* Required action *
The data below holds a line containing "1 kg of water" and a line containing "Problem. Which solids"; please quote exactly those two lines and every line between them, and nothing else.

* The data *
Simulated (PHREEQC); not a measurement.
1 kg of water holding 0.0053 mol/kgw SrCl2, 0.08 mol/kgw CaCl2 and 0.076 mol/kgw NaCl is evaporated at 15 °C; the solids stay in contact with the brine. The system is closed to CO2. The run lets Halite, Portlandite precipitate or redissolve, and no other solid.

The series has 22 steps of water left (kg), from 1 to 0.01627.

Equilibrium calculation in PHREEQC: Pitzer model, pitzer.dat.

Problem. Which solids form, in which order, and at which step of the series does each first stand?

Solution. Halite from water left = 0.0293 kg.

* Your response *
1 kg of water holding 0.0053 mol/kgw SrCl2, 0.08 mol/kgw CaCl2 and 0.076 mol/kgw NaCl is evaporated at 15 °C; the solids stay in contact with the brine. The system is closed to CO2. The run lets Halite, Portlandite precipitate or redissolve, and no other solid.

The series has 22 steps of water left (kg), from 1 to 0.01627.

Equilibrium calculation in PHREEQC: Pitzer model, pitzer.dat.

Problem. Which solids form, in which order, and at which step of the series does each first stand?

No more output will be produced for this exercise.